__REQUIREMENT__:
Among the lines of data below, reproduce only those from the one with "How do the methods compare?" through the one with "Settings. r2SCAN: DFT", exactly as they stand, both ends included.

__EXCERPTED RECORDS__:
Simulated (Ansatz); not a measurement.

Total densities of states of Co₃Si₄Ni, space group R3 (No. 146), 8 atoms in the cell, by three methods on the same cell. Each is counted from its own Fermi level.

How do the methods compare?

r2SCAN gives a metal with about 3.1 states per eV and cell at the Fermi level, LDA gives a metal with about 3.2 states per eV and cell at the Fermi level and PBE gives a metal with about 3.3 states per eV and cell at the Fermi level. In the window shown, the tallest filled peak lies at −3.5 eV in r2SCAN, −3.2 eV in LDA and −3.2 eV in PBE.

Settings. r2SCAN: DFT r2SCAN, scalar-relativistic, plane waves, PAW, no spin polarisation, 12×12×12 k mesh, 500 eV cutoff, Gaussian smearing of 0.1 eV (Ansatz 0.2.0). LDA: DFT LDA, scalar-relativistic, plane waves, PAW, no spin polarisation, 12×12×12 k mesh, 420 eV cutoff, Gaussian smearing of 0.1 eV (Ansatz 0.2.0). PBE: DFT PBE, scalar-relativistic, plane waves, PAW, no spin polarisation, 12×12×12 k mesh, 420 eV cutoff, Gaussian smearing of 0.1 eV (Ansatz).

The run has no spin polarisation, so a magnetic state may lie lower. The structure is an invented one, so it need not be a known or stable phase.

__WRITTEN SOLUTION__:
How do the methods compare?

r2SCAN gives a metal with about 3.1 states per eV and cell at the Fermi level, LDA gives a metal with about 3.2 states per eV and cell at the Fermi level and PBE gives a metal with about 3.3 states per eV and cell at the Fermi level. In the window shown, the tallest filled peak lies at −3.5 eV in r2SCAN, −3.2 eV in LDA and −3.2 eV in PBE.

Settings. r2SCAN: DFT r2SCAN, scalar-relativistic, plane waves, PAW, no spin polarisation, 12×12×12 k mesh, 500 eV cutoff, Gaussian smearing of 0.1 eV (Ansatz 0.2.0). LDA: DFT LDA, scalar-relativistic, plane waves, PAW, no spin polarisation, 12×12×12 k mesh, 420 eV cutoff, Gaussian smearing of 0.1 eV (Ansatz 0.2.0). PBE: DFT PBE, scalar-relativistic, plane waves, PAW, no spin polarisation, 12×12×12 k mesh, 420 eV cutoff, Gaussian smearing of 0.1 eV (Ansatz).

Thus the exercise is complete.